§ Action item
Return exactly the lines below, starting with the one that has "This is a report" and going on through the one that has "## 1. The structure".

☆ ☆ ☆ ☆ ☆ ☆ ☆

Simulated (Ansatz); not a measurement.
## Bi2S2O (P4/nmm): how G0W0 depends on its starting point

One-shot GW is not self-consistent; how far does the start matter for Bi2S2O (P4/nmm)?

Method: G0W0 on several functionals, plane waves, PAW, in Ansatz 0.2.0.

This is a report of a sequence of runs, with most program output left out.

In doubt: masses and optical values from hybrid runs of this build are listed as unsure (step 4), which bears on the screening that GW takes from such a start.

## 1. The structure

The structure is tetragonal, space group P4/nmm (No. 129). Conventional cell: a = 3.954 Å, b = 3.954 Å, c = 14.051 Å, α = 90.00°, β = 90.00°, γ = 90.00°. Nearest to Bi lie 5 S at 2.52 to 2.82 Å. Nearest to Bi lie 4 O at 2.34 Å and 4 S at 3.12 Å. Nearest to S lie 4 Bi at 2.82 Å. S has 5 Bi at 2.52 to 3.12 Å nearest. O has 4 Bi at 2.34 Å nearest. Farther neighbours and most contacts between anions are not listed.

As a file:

☆ ☆ ☆ ☆ ☆ ☆ ☆

§ Answer area
This is a report of a sequence of runs, with most program output left out.

In doubt: masses and optical values from hybrid runs of this build are listed as unsure (step 4), which bears on the screening that GW takes from such a start.

## 1. The structure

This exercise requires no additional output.